(Records shown Opens)

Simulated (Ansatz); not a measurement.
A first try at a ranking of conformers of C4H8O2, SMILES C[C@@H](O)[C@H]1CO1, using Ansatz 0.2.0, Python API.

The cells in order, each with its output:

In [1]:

(Records shown Closes)

**Work item**: Retype each line of the data exactly as it reads.

**Your response**:
Simulated (Ansatz); not a measurement.
A first try at a ranking of conformers of C4H8O2, SMILES C[C@@H](O)[C@H]1CO1, using Ansatz 0.2.0, Python API.

The cells in order, each with its output:

In [1]:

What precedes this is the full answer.